Copy, word for word, each line of the data below from the first through the line containing "The count of", and stop there.

[Study material — start]
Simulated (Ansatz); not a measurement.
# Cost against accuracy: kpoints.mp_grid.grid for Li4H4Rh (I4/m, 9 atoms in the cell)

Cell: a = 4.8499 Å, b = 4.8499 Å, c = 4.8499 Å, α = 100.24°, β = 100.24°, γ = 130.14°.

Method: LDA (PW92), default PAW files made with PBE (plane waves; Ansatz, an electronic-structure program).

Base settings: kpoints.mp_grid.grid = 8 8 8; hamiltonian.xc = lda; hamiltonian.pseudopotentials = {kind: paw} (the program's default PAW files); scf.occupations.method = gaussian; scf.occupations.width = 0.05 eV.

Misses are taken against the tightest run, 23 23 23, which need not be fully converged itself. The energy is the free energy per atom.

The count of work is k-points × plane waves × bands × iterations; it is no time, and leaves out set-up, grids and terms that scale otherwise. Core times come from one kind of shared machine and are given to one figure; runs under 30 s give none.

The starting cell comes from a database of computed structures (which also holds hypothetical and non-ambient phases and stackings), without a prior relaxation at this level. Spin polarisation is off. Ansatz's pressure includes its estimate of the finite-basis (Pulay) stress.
[Study material — finish]

* Written solution
Simulated (Ansatz); not a measurement.
# Cost against accuracy: kpoints.mp_grid.grid for Li4H4Rh (I4/m, 9 atoms in the cell)

Cell: a = 4.8499 Å, b = 4.8499 Å, c = 4.8499 Å, α = 100.24°, β = 100.24°, γ = 130.14°.

Method: LDA (PW92), default PAW files made with PBE (plane waves; Ansatz, an electronic-structure program).

Base settings: kpoints.mp_grid.grid = 8 8 8; hamiltonian.xc = lda; hamiltonian.pseudopotentials = {kind: paw} (the program's default PAW files); scf.occupations.method = gaussian; scf.occupations.width = 0.05 eV.

Misses are taken against the tightest run, 23 23 23, which need not be fully converged itself. The energy is the free energy per atom.

The count of work is k-points × plane waves × bands × iterations; it is no time, and leaves out set-up, grids and terms that scale otherwise. Core times come from one kind of shared machine and are given to one figure; runs under 30 s give none.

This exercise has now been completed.